:: Requirement ::
Look through the records below for the line holding "## Step 1: The molecule as given". Write it out exactly, with each following line through the line holding "Bonds of the".

:: Given records ::
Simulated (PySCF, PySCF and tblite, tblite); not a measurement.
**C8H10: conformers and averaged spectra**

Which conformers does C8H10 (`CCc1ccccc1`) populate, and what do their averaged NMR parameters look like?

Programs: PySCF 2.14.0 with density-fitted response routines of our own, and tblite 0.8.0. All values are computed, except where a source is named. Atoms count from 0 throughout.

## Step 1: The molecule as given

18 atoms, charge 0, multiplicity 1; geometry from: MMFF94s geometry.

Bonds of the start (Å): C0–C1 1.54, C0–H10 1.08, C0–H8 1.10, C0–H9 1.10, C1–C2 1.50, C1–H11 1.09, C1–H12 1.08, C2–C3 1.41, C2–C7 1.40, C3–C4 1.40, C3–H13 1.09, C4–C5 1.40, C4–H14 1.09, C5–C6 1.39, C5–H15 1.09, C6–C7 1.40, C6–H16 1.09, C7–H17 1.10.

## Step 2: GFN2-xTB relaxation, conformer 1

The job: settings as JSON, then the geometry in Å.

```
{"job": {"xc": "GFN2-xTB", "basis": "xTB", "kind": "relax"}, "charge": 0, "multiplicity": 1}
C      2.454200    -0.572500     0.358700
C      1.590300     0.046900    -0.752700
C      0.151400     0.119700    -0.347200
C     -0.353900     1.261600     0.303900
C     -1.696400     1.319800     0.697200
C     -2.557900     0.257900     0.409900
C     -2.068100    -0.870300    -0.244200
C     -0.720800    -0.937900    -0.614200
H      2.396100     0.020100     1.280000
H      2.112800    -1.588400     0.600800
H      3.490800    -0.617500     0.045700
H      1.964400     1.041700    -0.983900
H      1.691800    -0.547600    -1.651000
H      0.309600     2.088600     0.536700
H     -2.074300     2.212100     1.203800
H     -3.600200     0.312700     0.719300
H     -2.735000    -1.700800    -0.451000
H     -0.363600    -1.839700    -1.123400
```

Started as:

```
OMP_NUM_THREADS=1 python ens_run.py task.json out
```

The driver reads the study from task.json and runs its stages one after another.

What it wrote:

:: Exercise result ::
## Step 1: The molecule as given

18 atoms, charge 0, multiplicity 1; geometry from: MMFF94s geometry.

Bonds of the start (Å): C0–C1 1.54, C0–H10 1.08, C0–H8 1.10, C0–H9 1.10, C1–C2 1.50, C1–H11 1.09, C1–H12 1.08, C2–C3 1.41, C2–C7 1.40, C3–C4 1.40, C3–H13 1.09, C4–C5 1.40, C4–H14 1.09, C5–C6 1.39, C5–H15 1.09, C6–C7 1.40, C6–H16 1.09, C7–H17 1.10.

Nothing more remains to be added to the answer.